++++++++++
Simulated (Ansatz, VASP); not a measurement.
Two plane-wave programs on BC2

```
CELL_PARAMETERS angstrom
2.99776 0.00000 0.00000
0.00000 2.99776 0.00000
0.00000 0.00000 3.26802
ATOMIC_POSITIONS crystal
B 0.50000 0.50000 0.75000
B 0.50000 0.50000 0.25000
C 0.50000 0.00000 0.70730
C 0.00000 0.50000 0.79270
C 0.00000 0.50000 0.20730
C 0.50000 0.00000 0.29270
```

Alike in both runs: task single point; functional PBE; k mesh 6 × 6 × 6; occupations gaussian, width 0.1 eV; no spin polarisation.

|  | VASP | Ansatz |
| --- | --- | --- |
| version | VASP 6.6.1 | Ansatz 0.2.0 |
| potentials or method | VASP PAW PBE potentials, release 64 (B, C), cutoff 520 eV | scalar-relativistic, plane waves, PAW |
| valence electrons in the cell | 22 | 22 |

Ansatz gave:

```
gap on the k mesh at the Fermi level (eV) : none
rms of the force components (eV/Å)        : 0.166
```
++++++++++

(WORK REQUEST) Send back an exact copy of only the lines from the line with "Two plane-wave programs on BC2" up to and including the line with "Ansatz 0.2.0 |" in the data above.

(TASK RESPONSE)
Two plane-wave programs on BC2

```
CELL_PARAMETERS angstrom
2.99776 0.00000 0.00000
0.00000 2.99776 0.00000
0.00000 0.00000 3.26802
ATOMIC_POSITIONS crystal
B 0.50000 0.50000 0.75000
B 0.50000 0.50000 0.25000
C 0.50000 0.00000 0.70730
C 0.00000 0.50000 0.79270
C 0.00000 0.50000 0.20730
C 0.50000 0.00000 0.29270
```

Alike in both runs: task single point; functional PBE; k mesh 6 × 6 × 6; occupations gaussian, width 0.1 eV; no spin polarisation.

|  | VASP | Ansatz |
| --- | --- | --- |
| version | VASP 6.6.1 | Ansatz 0.2.0 |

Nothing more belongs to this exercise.